* Supplied data:
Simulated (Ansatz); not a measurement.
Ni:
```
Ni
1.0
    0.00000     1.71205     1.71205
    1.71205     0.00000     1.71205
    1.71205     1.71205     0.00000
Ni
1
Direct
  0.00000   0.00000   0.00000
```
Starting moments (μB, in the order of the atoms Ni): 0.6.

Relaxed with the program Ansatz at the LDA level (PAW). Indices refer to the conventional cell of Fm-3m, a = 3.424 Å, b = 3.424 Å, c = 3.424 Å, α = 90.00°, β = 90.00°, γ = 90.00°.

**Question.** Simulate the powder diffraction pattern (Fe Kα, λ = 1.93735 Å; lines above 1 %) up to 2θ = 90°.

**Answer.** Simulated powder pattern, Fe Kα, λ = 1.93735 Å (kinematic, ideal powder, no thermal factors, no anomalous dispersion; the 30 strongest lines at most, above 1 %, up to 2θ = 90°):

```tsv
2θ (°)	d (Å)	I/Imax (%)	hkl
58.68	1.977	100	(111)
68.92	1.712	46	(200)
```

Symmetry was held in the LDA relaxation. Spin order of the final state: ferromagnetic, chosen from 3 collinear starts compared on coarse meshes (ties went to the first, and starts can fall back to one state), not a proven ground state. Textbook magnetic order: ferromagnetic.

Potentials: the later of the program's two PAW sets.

* Exercise: Reproduce the lines above. Leave each one as it is.

* Task result:
Simulated (Ansatz); not a measurement.
Ni:
```
Ni
1.0
    0.00000     1.71205     1.71205
    1.71205     0.00000     1.71205
    1.71205     1.71205     0.00000
Ni
1
Direct
  0.00000   0.00000   0.00000
```
Starting moments (μB, in the order of the atoms Ni): 0.6.

Relaxed with the program Ansatz at the LDA level (PAW). Indices refer to the conventional cell of Fm-3m, a = 3.424 Å, b = 3.424 Å, c = 3.424 Å, α = 90.00°, β = 90.00°, γ = 90.00°.

**Question.** Simulate the powder diffraction pattern (Fe Kα, λ = 1.93735 Å; lines above 1 %) up to 2θ = 90°.

**Answer.** Simulated powder pattern, Fe Kα, λ = 1.93735 Å (kinematic, ideal powder, no thermal factors, no anomalous dispersion; the 30 strongest lines at most, above 1 %, up to 2θ = 90°):

```tsv
2θ (°)	d (Å)	I/Imax (%)	hkl
58.68	1.977	100	(111)
68.92	1.712	46	(200)
```

Symmetry was held in the LDA relaxation. Spin order of the final state: ferromagnetic, chosen from 3 collinear starts compared on coarse meshes (ties went to the first, and starts can fall back to one state), not a proven ground state. Textbook magnetic order: ferromagnetic.

Potentials: the later of the program's two PAW sets.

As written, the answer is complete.